» **REQUIREMENT**: Retype each line exactly as it stands, beginning at the first line of the material and finishing with the line that contains "waves, PAW |".

[[ INFORMATION GIVEN open ]]
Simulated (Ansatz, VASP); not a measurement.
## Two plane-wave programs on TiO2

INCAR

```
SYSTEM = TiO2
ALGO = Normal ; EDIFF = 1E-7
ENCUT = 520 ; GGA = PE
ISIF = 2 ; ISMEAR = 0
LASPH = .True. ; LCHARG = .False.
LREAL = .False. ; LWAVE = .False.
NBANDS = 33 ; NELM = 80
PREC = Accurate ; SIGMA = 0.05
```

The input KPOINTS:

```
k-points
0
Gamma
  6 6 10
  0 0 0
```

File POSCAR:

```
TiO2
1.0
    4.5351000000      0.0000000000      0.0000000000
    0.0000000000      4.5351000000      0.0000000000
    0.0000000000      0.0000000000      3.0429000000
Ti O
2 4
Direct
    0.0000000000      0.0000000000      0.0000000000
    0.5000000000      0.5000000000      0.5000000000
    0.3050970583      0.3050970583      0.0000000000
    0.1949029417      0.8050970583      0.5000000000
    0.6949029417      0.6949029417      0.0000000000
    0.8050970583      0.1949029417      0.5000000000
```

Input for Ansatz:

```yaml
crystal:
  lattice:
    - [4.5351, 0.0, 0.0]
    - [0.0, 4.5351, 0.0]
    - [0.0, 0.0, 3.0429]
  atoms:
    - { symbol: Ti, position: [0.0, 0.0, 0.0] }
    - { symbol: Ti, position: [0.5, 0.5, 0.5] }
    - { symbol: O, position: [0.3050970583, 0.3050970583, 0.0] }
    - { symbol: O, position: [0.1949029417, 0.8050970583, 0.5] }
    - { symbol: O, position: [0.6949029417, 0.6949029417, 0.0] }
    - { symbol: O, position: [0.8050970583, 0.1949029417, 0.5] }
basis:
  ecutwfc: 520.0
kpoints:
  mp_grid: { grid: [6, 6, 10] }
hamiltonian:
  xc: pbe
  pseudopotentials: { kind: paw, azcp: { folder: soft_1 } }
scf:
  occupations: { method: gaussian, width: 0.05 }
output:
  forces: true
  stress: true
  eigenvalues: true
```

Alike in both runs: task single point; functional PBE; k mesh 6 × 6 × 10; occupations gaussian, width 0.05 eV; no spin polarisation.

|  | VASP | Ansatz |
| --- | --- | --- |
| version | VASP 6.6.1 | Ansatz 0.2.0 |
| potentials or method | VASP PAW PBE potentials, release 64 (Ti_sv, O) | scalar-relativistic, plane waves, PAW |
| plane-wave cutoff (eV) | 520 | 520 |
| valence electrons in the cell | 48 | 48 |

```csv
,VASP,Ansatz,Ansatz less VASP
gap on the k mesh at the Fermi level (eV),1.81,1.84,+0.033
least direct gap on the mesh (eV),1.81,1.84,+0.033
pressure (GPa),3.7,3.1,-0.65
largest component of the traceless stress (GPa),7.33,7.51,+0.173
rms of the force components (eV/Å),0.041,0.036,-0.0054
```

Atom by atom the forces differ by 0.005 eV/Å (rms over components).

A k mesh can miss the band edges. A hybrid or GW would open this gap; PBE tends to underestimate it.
[[ INFORMATION GIVEN closed ]]

» **TASK RESULT**:
Simulated (Ansatz, VASP); not a measurement.
## Two plane-wave programs on TiO2

INCAR

```
SYSTEM = TiO2
ALGO = Normal ; EDIFF = 1E-7
ENCUT = 520 ; GGA = PE
ISIF = 2 ; ISMEAR = 0
LASPH = .True. ; LCHARG = .False.
LREAL = .False. ; LWAVE = .False.
NBANDS = 33 ; NELM = 80
PREC = Accurate ; SIGMA = 0.05
```

The input KPOINTS:

```
k-points
0
Gamma
  6 6 10
  0 0 0
```

File POSCAR:

```
TiO2
1.0
    4.5351000000      0.0000000000      0.0000000000
    0.0000000000      4.5351000000      0.0000000000
    0.0000000000      0.0000000000      3.0429000000
Ti O
2 4
Direct
    0.0000000000      0.0000000000      0.0000000000
    0.5000000000      0.5000000000      0.5000000000
    0.3050970583      0.3050970583      0.0000000000
    0.1949029417      0.8050970583      0.5000000000
    0.6949029417      0.6949029417      0.0000000000
    0.8050970583      0.1949029417      0.5000000000
```

Input for Ansatz:

```yaml
crystal:
  lattice:
    - [4.5351, 0.0, 0.0]
    - [0.0, 4.5351, 0.0]
    - [0.0, 0.0, 3.0429]
  atoms:
    - { symbol: Ti, position: [0.0, 0.0, 0.0] }
    - { symbol: Ti, position: [0.5, 0.5, 0.5] }
    - { symbol: O, position: [0.3050970583, 0.3050970583, 0.0] }
    - { symbol: O, position: [0.1949029417, 0.8050970583, 0.5] }
    - { symbol: O, position: [0.6949029417, 0.6949029417, 0.0] }
    - { symbol: O, position: [0.8050970583, 0.1949029417, 0.5] }
basis:
  ecutwfc: 520.0
kpoints:
  mp_grid: { grid: [6, 6, 10] }
hamiltonian:
  xc: pbe
  pseudopotentials: { kind: paw, azcp: { folder: soft_1 } }
scf:
  occupations: { method: gaussian, width: 0.05 }
output:
  forces: true
  stress: true
  eigenvalues: true
```

Alike in both runs: task single point; functional PBE; k mesh 6 × 6 × 10; occupations gaussian, width 0.05 eV; no spin polarisation.

|  | VASP | Ansatz |
| --- | --- | --- |
| version | VASP 6.6.1 | Ansatz 0.2.0 |
| potentials or method | VASP PAW PBE potentials, release 64 (Ti_sv, O) | scalar-relativistic, plane waves, PAW |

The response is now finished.